Study material START

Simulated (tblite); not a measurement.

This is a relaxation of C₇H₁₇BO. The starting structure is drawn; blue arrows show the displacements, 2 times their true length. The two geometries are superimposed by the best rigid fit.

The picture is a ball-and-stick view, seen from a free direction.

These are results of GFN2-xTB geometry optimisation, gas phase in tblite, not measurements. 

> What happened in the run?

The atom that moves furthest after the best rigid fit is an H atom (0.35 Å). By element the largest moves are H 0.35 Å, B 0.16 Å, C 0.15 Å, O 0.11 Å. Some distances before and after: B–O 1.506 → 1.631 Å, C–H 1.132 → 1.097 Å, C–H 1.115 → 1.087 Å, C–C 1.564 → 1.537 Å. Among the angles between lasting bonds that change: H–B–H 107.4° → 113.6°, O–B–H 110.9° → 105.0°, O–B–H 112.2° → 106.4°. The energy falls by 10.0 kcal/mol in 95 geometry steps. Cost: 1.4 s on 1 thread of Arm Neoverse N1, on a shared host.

Study material END

Work item »
Your job is to output all of the material exactly.

Your response »
Simulated (tblite); not a measurement.

This is a relaxation of C₇H₁₇BO. The starting structure is drawn; blue arrows show the displacements, 2 times their true length. The two geometries are superimposed by the best rigid fit.

The picture is a ball-and-stick view, seen from a free direction.

These are results of GFN2-xTB geometry optimisation, gas phase in tblite, not measurements. 

> What happened in the run?

The atom that moves furthest after the best rigid fit is an H atom (0.35 Å). By element the largest moves are H 0.35 Å, B 0.16 Å, C 0.15 Å, O 0.11 Å. Some distances before and after: B–O 1.506 → 1.631 Å, C–H 1.132 → 1.097 Å, C–H 1.115 → 1.087 Å, C–C 1.564 → 1.537 Å. Among the angles between lasting bonds that change: H–B–H 107.4° → 113.6°, O–B–H 110.9° → 105.0°, O–B–H 112.2° → 106.4°. The energy falls by 10.0 kcal/mol in 95 geometry steps. Cost: 1.4 s on 1 thread of Arm Neoverse N1, on a shared host.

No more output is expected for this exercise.